EXCERPTED RECORDS:
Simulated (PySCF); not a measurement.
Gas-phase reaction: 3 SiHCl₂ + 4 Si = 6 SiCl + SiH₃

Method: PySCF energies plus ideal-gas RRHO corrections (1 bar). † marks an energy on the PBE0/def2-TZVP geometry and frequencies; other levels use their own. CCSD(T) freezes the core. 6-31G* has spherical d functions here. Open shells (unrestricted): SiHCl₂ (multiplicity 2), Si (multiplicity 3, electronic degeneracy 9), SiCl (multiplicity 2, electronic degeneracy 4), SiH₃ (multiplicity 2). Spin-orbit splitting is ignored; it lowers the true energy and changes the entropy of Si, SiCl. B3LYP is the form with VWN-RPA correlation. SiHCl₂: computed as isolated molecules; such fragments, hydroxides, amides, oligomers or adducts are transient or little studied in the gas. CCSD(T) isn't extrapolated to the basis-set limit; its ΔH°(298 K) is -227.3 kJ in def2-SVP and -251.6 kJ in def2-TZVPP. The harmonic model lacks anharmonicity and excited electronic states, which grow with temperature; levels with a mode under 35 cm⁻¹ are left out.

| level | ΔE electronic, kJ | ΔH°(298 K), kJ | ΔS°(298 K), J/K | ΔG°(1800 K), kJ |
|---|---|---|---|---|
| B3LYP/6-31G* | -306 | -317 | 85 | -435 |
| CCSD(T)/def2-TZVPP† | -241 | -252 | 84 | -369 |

TASK ITEM: Copy out every entry above exactly.

EXPECTED ANSWER:
Simulated (PySCF); not a measurement.
Gas-phase reaction: 3 SiHCl₂ + 4 Si = 6 SiCl + SiH₃

Method: PySCF energies plus ideal-gas RRHO corrections (1 bar). † marks an energy on the PBE0/def2-TZVP geometry and frequencies; other levels use their own. CCSD(T) freezes the core. 6-31G* has spherical d functions here. Open shells (unrestricted): SiHCl₂ (multiplicity 2), Si (multiplicity 3, electronic degeneracy 9), SiCl (multiplicity 2, electronic degeneracy 4), SiH₃ (multiplicity 2). Spin-orbit splitting is ignored; it lowers the true energy and changes the entropy of Si, SiCl. B3LYP is the form with VWN-RPA correlation. SiHCl₂: computed as isolated molecules; such fragments, hydroxides, amides, oligomers or adducts are transient or little studied in the gas. CCSD(T) isn't extrapolated to the basis-set limit; its ΔH°(298 K) is -227.3 kJ in def2-SVP and -251.6 kJ in def2-TZVPP. The harmonic model lacks anharmonicity and excited electronic states, which grow with temperature; levels with a mode under 35 cm⁻¹ are left out.

| level | ΔE electronic, kJ | ΔH°(298 K), kJ | ΔS°(298 K), J/K | ΔG°(1800 K), kJ |
|---|---|---|---|---|
| B3LYP/6-31G* | -306 | -317 | 85 | -435 |
| CCSD(T)/def2-TZVPP† | -241 | -252 | 84 | -369 |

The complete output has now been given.